Please restate every record below word for word.

#####

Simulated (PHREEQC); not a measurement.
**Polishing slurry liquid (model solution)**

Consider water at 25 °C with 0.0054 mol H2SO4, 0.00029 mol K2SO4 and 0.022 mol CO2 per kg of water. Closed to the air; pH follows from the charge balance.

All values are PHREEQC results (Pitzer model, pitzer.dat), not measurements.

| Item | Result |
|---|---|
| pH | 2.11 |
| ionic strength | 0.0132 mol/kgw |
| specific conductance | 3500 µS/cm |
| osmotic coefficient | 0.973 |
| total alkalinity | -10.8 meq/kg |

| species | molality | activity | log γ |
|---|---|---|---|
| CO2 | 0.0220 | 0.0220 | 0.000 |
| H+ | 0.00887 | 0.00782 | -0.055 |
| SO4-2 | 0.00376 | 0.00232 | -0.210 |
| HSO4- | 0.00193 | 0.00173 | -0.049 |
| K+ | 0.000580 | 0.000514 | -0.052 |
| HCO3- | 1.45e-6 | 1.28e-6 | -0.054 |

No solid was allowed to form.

#####

§ RESPONSE AREA:
Simulated (PHREEQC); not a measurement.
**Polishing slurry liquid (model solution)**

Consider water at 25 °C with 0.0054 mol H2SO4, 0.00029 mol K2SO4 and 0.022 mol CO2 per kg of water. Closed to the air; pH follows from the charge balance.

All values are PHREEQC results (Pitzer model, pitzer.dat), not measurements.

| Item | Result |
|---|---|
| pH | 2.11 |
| ionic strength | 0.0132 mol/kgw |
| specific conductance | 3500 µS/cm |
| osmotic coefficient | 0.973 |
| total alkalinity | -10.8 meq/kg |

| species | molality | activity | log γ |
|---|---|---|---|
| CO2 | 0.0220 | 0.0220 | 0.000 |
| H+ | 0.00887 | 0.00782 | -0.055 |
| SO4-2 | 0.00376 | 0.00232 | -0.210 |
| HSO4- | 0.00193 | 0.00173 | -0.049 |
| K+ | 0.000580 | 0.000514 | -0.052 |
| HCO3- | 1.45e-6 | 1.28e-6 | -0.054 |

No solid was allowed to form.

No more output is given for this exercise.